◆ **Dataset extract**:
++++++++++
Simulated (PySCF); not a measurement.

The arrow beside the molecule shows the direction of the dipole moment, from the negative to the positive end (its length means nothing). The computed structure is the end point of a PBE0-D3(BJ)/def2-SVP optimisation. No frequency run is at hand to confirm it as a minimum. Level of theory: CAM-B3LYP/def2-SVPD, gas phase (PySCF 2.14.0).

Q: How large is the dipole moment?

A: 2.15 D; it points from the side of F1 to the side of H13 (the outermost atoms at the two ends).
++++++++++

◆ **Exercise**: Copy every record exactly, leaving each line intact.

◆ **Exercise solution**:
Simulated (PySCF); not a measurement.

The arrow beside the molecule shows the direction of the dipole moment, from the negative to the positive end (its length means nothing). The computed structure is the end point of a PBE0-D3(BJ)/def2-SVP optimisation. No frequency run is at hand to confirm it as a minimum. Level of theory: CAM-B3LYP/def2-SVPD, gas phase (PySCF 2.14.0).

Q: How large is the dipole moment?

A: 2.15 D; it points from the side of F1 to the side of H13 (the outermost atoms at the two ends).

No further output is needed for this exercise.